## Task item
Consider the listing below. Extract exactly the lines from the line containing "Task: Fit ΔE" to the line containing "Result: Least squares", both included.

## Entries provided
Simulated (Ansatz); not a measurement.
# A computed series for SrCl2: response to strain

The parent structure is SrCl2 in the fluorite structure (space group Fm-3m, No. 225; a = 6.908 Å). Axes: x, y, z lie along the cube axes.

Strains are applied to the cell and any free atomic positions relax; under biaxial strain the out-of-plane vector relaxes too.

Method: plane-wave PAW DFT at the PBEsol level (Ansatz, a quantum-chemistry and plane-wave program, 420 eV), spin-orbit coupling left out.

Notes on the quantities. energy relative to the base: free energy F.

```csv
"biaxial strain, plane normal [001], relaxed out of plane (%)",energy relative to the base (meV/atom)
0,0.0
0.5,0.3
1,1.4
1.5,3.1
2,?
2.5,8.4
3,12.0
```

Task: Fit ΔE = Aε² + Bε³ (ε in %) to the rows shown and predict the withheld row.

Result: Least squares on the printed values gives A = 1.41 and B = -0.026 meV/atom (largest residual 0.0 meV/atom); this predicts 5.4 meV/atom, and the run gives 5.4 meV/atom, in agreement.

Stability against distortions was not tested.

## Written response
Task: Fit ΔE = Aε² + Bε³ (ε in %) to the rows shown and predict the withheld row.

Result: Least squares on the printed values gives A = 1.41 and B = -0.026 meV/atom (largest residual 0.0 meV/atom); this predicts 5.4 meV/atom, and the run gives 5.4 meV/atom, in agreement.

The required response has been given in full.